* **TASK ITEM**: Even where a record seems odd, copy it exactly as it appears below.

** Opening PROVIDED DATA block **

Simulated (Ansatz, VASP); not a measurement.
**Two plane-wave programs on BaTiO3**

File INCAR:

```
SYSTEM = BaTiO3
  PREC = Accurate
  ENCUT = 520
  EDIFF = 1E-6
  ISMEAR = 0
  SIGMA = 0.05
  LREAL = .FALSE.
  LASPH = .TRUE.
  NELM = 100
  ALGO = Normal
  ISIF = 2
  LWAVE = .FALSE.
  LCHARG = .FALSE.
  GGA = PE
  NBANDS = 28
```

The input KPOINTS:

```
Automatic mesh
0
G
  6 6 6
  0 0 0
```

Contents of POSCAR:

** Closing PROVIDED DATA block **

* **EXERCISE ANSWER**:
Simulated (Ansatz, VASP); not a measurement.
**Two plane-wave programs on BaTiO3**

File INCAR:

```
SYSTEM = BaTiO3
  PREC = Accurate
  ENCUT = 520
  EDIFF = 1E-6
  ISMEAR = 0
  SIGMA = 0.05
  LREAL = .FALSE.
  LASPH = .TRUE.
  NELM = 100
  ALGO = Normal
  ISIF = 2
  LWAVE = .FALSE.
  LCHARG = .FALSE.
  GGA = PE
  NBANDS = 28
```

The input KPOINTS:

```
Automatic mesh
0
G
  6 6 6
  0 0 0
```

Contents of POSCAR:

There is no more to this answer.